_RECORDS SUPPLIED_
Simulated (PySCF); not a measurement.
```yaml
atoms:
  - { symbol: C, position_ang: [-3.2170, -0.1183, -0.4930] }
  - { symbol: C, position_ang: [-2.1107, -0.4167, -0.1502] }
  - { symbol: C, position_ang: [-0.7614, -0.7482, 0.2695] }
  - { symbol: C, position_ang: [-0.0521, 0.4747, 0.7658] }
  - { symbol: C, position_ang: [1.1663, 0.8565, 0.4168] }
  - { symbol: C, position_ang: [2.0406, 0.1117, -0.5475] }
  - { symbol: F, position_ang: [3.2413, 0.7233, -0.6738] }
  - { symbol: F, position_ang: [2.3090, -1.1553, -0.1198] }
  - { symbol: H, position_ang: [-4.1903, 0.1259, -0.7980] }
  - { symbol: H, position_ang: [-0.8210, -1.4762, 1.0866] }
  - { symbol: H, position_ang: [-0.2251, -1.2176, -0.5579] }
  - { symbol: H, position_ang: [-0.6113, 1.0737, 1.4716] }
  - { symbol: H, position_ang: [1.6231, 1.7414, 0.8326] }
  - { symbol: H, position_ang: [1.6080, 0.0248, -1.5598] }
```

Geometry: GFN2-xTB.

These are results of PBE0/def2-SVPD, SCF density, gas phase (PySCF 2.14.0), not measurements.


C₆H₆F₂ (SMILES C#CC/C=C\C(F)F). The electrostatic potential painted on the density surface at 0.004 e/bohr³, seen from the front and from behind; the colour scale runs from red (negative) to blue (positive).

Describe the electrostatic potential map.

_WORK TASK_
Each entry above has to be transcribed exactly as it appears.

_RESPONSE BOX_
Simulated (PySCF); not a measurement.
```yaml
atoms:
  - { symbol: C, position_ang: [-3.2170, -0.1183, -0.4930] }
  - { symbol: C, position_ang: [-2.1107, -0.4167, -0.1502] }
  - { symbol: C, position_ang: [-0.7614, -0.7482, 0.2695] }
  - { symbol: C, position_ang: [-0.0521, 0.4747, 0.7658] }
  - { symbol: C, position_ang: [1.1663, 0.8565, 0.4168] }
  - { symbol: C, position_ang: [2.0406, 0.1117, -0.5475] }
  - { symbol: F, position_ang: [3.2413, 0.7233, -0.6738] }
  - { symbol: F, position_ang: [2.3090, -1.1553, -0.1198] }
  - { symbol: H, position_ang: [-4.1903, 0.1259, -0.7980] }
  - { symbol: H, position_ang: [-0.8210, -1.4762, 1.0866] }
  - { symbol: H, position_ang: [-0.2251, -1.2176, -0.5579] }
  - { symbol: H, position_ang: [-0.6113, 1.0737, 1.4716] }
  - { symbol: H, position_ang: [1.6231, 1.7414, 0.8326] }
  - { symbol: H, position_ang: [1.6080, 0.0248, -1.5598] }
```

Geometry: GFN2-xTB.

These are results of PBE0/def2-SVPD, SCF density, gas phase (PySCF 2.14.0), not measurements.


C₆H₆F₂ (SMILES C#CC/C=C\C(F)F). The electrostatic potential painted on the density surface at 0.004 e/bohr³, seen from the front and from behind; the colour scale runs from red (negative) to blue (positive).

Describe the electrostatic potential map.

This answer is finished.